#### Work order
Produce the same data once more, line for line.

#### Records supplied
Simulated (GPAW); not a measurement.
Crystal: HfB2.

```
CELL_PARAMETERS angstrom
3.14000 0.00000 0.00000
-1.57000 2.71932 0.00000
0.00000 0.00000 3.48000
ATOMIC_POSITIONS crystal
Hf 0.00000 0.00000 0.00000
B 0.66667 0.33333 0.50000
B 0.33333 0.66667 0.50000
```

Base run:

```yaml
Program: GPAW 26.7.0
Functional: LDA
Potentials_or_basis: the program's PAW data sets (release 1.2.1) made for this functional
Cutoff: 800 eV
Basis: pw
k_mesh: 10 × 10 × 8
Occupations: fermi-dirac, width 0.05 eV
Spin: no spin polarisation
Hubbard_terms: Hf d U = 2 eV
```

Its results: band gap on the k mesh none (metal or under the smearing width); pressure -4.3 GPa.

#### Task response
Simulated (GPAW); not a measurement.
Crystal: HfB2.

```
CELL_PARAMETERS angstrom
3.14000 0.00000 0.00000
-1.57000 2.71932 0.00000
0.00000 0.00000 3.48000
ATOMIC_POSITIONS crystal
Hf 0.00000 0.00000 0.00000
B 0.66667 0.33333 0.50000
B 0.33333 0.66667 0.50000
```

Base run:

```yaml
Program: GPAW 26.7.0
Functional: LDA
Potentials_or_basis: the program's PAW data sets (release 1.2.1) made for this functional
Cutoff: 800 eV
Basis: pw
k_mesh: 10 × 10 × 8
Occupations: fermi-dirac, width 0.05 eV
Spin: no spin polarisation
Hubbard_terms: Hf d U = 2 eV
```

Its results: band gap on the k mesh none (metal or under the smearing width); pressure -4.3 GPa.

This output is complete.